> Assigned task
Each record needs to be echoed exactly; can you do that?

§ §

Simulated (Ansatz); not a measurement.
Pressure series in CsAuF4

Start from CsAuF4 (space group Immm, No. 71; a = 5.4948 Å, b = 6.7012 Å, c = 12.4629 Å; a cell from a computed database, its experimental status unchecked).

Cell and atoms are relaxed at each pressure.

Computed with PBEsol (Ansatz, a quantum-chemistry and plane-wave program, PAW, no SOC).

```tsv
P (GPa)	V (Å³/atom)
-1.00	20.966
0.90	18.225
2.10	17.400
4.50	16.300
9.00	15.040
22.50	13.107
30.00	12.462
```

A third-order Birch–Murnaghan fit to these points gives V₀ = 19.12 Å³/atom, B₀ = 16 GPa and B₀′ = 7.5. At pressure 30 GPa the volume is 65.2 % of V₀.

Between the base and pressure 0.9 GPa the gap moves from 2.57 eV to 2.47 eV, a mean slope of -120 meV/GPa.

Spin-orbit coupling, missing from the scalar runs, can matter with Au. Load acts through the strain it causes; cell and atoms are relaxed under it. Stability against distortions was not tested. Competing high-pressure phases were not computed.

§ §

> Your response
Simulated (Ansatz); not a measurement.
Pressure series in CsAuF4

Start from CsAuF4 (space group Immm, No. 71; a = 5.4948 Å, b = 6.7012 Å, c = 12.4629 Å; a cell from a computed database, its experimental status unchecked).

Cell and atoms are relaxed at each pressure.

Computed with PBEsol (Ansatz, a quantum-chemistry and plane-wave program, PAW, no SOC).

```tsv
P (GPa)	V (Å³/atom)
-1.00	20.966
0.90	18.225
2.10	17.400
4.50	16.300
9.00	15.040
22.50	13.107
30.00	12.462
```

A third-order Birch–Murnaghan fit to these points gives V₀ = 19.12 Å³/atom, B₀ = 16 GPa and B₀′ = 7.5. At pressure 30 GPa the volume is 65.2 % of V₀.

Between the base and pressure 0.9 GPa the gap moves from 2.57 eV to 2.47 eV, a mean slope of -120 meV/GPa.

Spin-orbit coupling, missing from the scalar runs, can matter with Au. Load acts through the strain it causes; cell and atoms are relaxed under it. Stability against distortions was not tested. Competing high-pressure phases were not computed.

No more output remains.